▶ [DATA EXCERPTS]:
********

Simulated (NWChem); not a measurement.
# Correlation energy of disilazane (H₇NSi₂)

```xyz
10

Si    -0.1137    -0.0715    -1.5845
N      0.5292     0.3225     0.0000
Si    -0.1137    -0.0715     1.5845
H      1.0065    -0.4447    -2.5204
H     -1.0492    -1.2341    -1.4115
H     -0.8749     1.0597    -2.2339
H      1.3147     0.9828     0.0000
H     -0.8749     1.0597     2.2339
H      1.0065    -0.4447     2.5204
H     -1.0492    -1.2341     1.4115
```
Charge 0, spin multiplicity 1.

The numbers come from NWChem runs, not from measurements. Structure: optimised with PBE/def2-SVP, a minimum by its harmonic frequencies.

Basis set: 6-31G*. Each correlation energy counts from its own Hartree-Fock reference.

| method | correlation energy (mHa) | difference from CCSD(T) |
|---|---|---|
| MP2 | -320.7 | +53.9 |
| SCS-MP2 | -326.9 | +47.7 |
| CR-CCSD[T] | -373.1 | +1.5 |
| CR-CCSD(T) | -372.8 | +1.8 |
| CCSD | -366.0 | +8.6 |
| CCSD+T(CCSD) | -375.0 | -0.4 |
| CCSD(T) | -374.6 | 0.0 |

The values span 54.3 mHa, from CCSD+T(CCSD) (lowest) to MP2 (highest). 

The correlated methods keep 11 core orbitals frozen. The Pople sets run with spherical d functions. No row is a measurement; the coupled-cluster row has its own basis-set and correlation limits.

********

▶ [ASSIGNED TASK]: Exactly as written, repeat the lines from the start of the listing through the line containing "-374.6 | 0.0 |", both included.

▶ [PROBLEM SOLUTION]:
Simulated (NWChem); not a measurement.
# Correlation energy of disilazane (H₇NSi₂)

```xyz
10

Si    -0.1137    -0.0715    -1.5845
N      0.5292     0.3225     0.0000
Si    -0.1137    -0.0715     1.5845
H      1.0065    -0.4447    -2.5204
H     -1.0492    -1.2341    -1.4115
H     -0.8749     1.0597    -2.2339
H      1.3147     0.9828     0.0000
H     -0.8749     1.0597     2.2339
H      1.0065    -0.4447     2.5204
H     -1.0492    -1.2341     1.4115
```
Charge 0, spin multiplicity 1.

The numbers come from NWChem runs, not from measurements. Structure: optimised with PBE/def2-SVP, a minimum by its harmonic frequencies.

Basis set: 6-31G*. Each correlation energy counts from its own Hartree-Fock reference.

| method | correlation energy (mHa) | difference from CCSD(T) |
|---|---|---|
| MP2 | -320.7 | +53.9 |
| SCS-MP2 | -326.9 | +47.7 |
| CR-CCSD[T] | -373.1 | +1.5 |
| CR-CCSD(T) | -372.8 | +1.8 |
| CCSD | -366.0 | +8.6 |
| CCSD+T(CCSD) | -375.0 | -0.4 |
| CCSD(T) | -374.6 | 0.0 |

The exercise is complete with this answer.